============================================================
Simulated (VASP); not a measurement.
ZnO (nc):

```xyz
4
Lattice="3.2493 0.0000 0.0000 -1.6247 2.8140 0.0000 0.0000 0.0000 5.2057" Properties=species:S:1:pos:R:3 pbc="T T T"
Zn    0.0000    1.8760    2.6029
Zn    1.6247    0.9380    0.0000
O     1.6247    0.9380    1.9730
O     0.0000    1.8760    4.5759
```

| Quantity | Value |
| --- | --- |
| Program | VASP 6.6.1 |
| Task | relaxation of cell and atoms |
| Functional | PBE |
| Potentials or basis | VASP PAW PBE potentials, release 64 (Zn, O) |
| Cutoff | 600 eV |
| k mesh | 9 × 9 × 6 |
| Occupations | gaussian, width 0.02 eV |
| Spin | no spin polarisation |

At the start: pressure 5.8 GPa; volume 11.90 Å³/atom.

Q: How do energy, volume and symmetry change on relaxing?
============================================================

TASK ITEM: Start at the first line of the material and transcribe each line exactly, stopping once the line containing "At the start: pressure" has been written.

ANSWER SPACE:
Simulated (VASP); not a measurement.
ZnO (nc):

```xyz
4
Lattice="3.2493 0.0000 0.0000 -1.6247 2.8140 0.0000 0.0000 0.0000 5.2057" Properties=species:S:1:pos:R:3 pbc="T T T"
Zn    0.0000    1.8760    2.6029
Zn    1.6247    0.9380    0.0000
O     1.6247    0.9380    1.9730
O     0.0000    1.8760    4.5759
```

| Quantity | Value |
| --- | --- |
| Program | VASP 6.6.1 |
| Task | relaxation of cell and atoms |
| Functional | PBE |
| Potentials or basis | VASP PAW PBE potentials, release 64 (Zn, O) |
| Cutoff | 600 eV |
| k mesh | 9 × 9 × 6 |
| Occupations | gaussian, width 0.02 eV |
| Spin | no spin polarisation |

At the start: pressure 5.8 GPa; volume 11.90 Å³/atom.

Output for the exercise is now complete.